::: Provided material :::

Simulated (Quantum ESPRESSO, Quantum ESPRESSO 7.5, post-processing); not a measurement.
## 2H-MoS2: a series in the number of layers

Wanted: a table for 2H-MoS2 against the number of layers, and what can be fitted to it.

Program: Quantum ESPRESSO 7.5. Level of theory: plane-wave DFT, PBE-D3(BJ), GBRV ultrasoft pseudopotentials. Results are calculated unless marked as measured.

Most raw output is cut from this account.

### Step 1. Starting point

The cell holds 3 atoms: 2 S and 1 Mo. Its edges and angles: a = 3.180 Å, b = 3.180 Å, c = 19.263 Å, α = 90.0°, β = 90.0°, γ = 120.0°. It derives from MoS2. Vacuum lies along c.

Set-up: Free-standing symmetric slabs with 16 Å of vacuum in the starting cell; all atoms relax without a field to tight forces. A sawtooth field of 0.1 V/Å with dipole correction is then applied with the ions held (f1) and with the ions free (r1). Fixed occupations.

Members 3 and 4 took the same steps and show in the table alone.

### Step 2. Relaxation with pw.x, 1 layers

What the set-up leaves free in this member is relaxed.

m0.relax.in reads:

:::

### Activity
Word for word, set down the lines from the beginning of the records through the line that holds "Wanted: a table". Leave out the rest.

### Exercise output
Simulated (Quantum ESPRESSO, Quantum ESPRESSO 7.5, post-processing); not a measurement.
## 2H-MoS2: a series in the number of layers

Wanted: a table for 2H-MoS2 against the number of layers, and what can be fitted to it.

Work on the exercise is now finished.